# Requirement
Retype every record below exactly as it appears.

────────────────────────────────────────
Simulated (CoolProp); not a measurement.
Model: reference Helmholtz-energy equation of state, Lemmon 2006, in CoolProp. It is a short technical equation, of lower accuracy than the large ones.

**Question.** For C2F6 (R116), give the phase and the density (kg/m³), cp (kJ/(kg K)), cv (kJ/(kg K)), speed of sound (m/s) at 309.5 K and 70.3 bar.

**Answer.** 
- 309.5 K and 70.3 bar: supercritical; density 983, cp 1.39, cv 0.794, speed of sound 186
────────────────────────────────────────

# Your solution
Simulated (CoolProp); not a measurement.
Model: reference Helmholtz-energy equation of state, Lemmon 2006, in CoolProp. It is a short technical equation, of lower accuracy than the large ones.

**Question.** For C2F6 (R116), give the phase and the density (kg/m³), cp (kJ/(kg K)), cv (kJ/(kg K)), speed of sound (m/s) at 309.5 K and 70.3 bar.

**Answer.** 
- 309.5 K and 70.3 bar: supercritical; density 983, cp 1.39, cv 0.794, speed of sound 186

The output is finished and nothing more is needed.